^^^^^^^^

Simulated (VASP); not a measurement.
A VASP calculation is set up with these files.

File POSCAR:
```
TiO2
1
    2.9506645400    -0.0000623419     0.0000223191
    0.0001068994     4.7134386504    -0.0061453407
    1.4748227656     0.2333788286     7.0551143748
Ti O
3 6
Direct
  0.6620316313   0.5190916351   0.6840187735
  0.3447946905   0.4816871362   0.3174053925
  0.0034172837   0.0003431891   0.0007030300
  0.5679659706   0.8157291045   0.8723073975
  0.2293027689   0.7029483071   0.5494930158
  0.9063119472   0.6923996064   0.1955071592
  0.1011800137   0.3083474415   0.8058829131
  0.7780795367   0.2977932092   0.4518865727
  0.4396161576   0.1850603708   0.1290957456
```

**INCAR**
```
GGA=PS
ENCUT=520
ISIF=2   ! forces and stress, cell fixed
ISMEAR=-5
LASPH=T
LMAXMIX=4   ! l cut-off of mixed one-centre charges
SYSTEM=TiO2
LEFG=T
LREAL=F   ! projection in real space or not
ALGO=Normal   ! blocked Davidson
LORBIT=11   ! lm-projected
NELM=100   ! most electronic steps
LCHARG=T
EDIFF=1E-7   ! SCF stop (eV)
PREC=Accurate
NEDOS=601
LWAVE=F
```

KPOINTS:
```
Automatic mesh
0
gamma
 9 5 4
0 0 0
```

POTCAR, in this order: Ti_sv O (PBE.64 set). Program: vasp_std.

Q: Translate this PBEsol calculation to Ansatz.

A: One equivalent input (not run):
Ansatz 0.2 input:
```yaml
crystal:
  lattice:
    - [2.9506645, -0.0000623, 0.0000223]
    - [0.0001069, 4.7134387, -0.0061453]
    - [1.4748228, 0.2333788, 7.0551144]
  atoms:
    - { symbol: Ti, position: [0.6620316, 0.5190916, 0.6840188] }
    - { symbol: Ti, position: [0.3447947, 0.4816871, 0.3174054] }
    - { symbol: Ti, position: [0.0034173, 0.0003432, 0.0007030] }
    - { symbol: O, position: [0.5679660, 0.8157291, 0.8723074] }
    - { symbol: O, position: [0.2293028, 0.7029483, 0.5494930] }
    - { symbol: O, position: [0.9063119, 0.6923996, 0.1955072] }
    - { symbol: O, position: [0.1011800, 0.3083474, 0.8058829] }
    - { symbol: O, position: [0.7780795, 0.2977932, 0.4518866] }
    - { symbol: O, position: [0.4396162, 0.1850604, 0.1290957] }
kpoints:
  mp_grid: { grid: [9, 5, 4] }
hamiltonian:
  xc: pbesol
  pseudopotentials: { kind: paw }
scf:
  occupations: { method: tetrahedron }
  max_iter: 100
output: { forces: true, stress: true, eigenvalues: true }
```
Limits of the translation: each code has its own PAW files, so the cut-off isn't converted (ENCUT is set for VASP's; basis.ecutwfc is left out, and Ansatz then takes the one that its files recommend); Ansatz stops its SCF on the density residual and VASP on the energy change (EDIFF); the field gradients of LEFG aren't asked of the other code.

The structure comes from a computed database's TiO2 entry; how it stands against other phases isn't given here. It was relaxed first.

^^^^^^^^

Requirement -
Print, please, the lines above from the very first through the one that holds "A: One equivalent", both included, word for word and with nothing else.

Answer section -
Simulated (VASP); not a measurement.
A VASP calculation is set up with these files.

File POSCAR:
```
TiO2
1
    2.9506645400    -0.0000623419     0.0000223191
    0.0001068994     4.7134386504    -0.0061453407
    1.4748227656     0.2333788286     7.0551143748
Ti O
3 6
Direct
  0.6620316313   0.5190916351   0.6840187735
  0.3447946905   0.4816871362   0.3174053925
  0.0034172837   0.0003431891   0.0007030300
  0.5679659706   0.8157291045   0.8723073975
  0.2293027689   0.7029483071   0.5494930158
  0.9063119472   0.6923996064   0.1955071592
  0.1011800137   0.3083474415   0.8058829131
  0.7780795367   0.2977932092   0.4518865727
  0.4396161576   0.1850603708   0.1290957456
```

**INCAR**
```
GGA=PS
ENCUT=520
ISIF=2   ! forces and stress, cell fixed
ISMEAR=-5
LASPH=T
LMAXMIX=4   ! l cut-off of mixed one-centre charges
SYSTEM=TiO2
LEFG=T
LREAL=F   ! projection in real space or not
ALGO=Normal   ! blocked Davidson
LORBIT=11   ! lm-projected
NELM=100   ! most electronic steps
LCHARG=T
EDIFF=1E-7   ! SCF stop (eV)
PREC=Accurate
NEDOS=601
LWAVE=F
```

KPOINTS:
```
Automatic mesh
0
gamma
 9 5 4
0 0 0
```

POTCAR, in this order: Ti_sv O (PBE.64 set). Program: vasp_std.

Q: Translate this PBEsol calculation to Ansatz.

A: One equivalent input (not run):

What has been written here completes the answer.